Brief
With nothing added or dropped, copy the data that follows exactly.

#####

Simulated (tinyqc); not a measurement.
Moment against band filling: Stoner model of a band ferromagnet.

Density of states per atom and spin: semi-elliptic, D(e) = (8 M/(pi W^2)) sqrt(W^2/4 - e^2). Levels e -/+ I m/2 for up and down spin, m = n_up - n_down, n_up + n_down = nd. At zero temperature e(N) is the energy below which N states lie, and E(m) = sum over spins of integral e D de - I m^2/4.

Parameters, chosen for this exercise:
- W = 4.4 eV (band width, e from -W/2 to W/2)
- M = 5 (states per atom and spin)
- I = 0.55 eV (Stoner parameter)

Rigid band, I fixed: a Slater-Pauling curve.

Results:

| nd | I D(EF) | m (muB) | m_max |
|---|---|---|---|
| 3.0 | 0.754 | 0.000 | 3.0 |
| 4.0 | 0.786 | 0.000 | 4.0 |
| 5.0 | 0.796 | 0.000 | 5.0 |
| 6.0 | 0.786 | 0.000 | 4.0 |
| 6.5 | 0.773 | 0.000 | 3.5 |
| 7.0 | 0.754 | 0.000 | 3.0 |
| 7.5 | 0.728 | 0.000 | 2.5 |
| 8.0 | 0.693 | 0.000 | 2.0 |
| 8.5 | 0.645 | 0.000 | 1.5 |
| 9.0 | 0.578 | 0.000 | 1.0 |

#####

Exercise response
Simulated (tinyqc); not a measurement.
Moment against band filling: Stoner model of a band ferromagnet.

Density of states per atom and spin: semi-elliptic, D(e) = (8 M/(pi W^2)) sqrt(W^2/4 - e^2). Levels e -/+ I m/2 for up and down spin, m = n_up - n_down, n_up + n_down = nd. At zero temperature e(N) is the energy below which N states lie, and E(m) = sum over spins of integral e D de - I m^2/4.

Parameters, chosen for this exercise:
- W = 4.4 eV (band width, e from -W/2 to W/2)
- M = 5 (states per atom and spin)
- I = 0.55 eV (Stoner parameter)

Rigid band, I fixed: a Slater-Pauling curve.

Results:

| nd | I D(EF) | m (muB) | m_max |
|---|---|---|---|
| 3.0 | 0.754 | 0.000 | 3.0 |
| 4.0 | 0.786 | 0.000 | 4.0 |
| 5.0 | 0.796 | 0.000 | 5.0 |
| 6.0 | 0.786 | 0.000 | 4.0 |
| 6.5 | 0.773 | 0.000 | 3.5 |
| 7.0 | 0.754 | 0.000 | 3.0 |
| 7.5 | 0.728 | 0.000 | 2.5 |
| 8.0 | 0.693 | 0.000 | 2.0 |
| 8.5 | 0.645 | 0.000 | 1.5 |
| 9.0 | 0.578 | 0.000 | 1.0 |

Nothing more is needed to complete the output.